*Work request:*
This exercise calls for the line with "The run is started by", the line with "Caveat: the PAW", and all lines between them in the material below, output exactly and with no other lines.

*Provided information:*
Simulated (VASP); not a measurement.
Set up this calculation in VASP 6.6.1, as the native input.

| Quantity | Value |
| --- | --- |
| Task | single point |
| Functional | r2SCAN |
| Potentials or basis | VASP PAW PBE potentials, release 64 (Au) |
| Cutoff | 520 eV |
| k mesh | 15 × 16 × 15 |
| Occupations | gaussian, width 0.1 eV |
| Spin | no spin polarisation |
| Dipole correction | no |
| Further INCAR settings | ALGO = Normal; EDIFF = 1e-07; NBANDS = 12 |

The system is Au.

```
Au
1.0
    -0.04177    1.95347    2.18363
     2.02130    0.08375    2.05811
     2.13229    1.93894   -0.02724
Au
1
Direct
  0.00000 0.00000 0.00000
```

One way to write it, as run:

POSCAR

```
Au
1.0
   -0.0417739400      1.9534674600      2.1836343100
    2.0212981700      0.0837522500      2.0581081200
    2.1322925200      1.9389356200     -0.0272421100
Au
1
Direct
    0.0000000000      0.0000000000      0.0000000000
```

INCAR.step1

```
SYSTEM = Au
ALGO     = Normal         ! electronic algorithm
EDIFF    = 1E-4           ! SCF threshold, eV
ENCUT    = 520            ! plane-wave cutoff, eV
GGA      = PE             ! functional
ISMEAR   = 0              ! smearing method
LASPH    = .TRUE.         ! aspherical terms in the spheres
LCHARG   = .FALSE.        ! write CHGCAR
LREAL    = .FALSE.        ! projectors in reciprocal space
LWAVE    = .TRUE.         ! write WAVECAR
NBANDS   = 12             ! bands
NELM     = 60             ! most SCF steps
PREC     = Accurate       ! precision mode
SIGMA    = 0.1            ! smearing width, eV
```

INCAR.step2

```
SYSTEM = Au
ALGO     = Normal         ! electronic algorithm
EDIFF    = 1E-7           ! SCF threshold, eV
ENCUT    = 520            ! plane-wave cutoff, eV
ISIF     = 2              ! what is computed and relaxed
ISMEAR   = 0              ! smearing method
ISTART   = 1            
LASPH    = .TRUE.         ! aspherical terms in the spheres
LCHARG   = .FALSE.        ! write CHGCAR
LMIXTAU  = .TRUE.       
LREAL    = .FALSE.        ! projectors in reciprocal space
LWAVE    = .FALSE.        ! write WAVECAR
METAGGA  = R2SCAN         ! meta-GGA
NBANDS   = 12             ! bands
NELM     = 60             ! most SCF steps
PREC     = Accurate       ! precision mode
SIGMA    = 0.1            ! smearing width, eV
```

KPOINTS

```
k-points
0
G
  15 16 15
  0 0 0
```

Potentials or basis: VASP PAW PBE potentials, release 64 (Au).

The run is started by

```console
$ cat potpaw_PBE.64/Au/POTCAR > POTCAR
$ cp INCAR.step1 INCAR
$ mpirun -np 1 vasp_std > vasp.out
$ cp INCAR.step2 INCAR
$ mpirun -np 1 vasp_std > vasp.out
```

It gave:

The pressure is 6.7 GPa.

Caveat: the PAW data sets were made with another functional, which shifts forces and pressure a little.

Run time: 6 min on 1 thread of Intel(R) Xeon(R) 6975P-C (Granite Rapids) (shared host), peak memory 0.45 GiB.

*Written response:*
The run is started by

```console
$ cat potpaw_PBE.64/Au/POTCAR > POTCAR
$ cp INCAR.step1 INCAR
$ mpirun -np 1 vasp_std > vasp.out
$ cp INCAR.step2 INCAR
$ mpirun -np 1 vasp_std > vasp.out
```

It gave:

The pressure is 6.7 GPa.

Caveat: the PAW data sets were made with another functional, which shifts forces and pressure a little.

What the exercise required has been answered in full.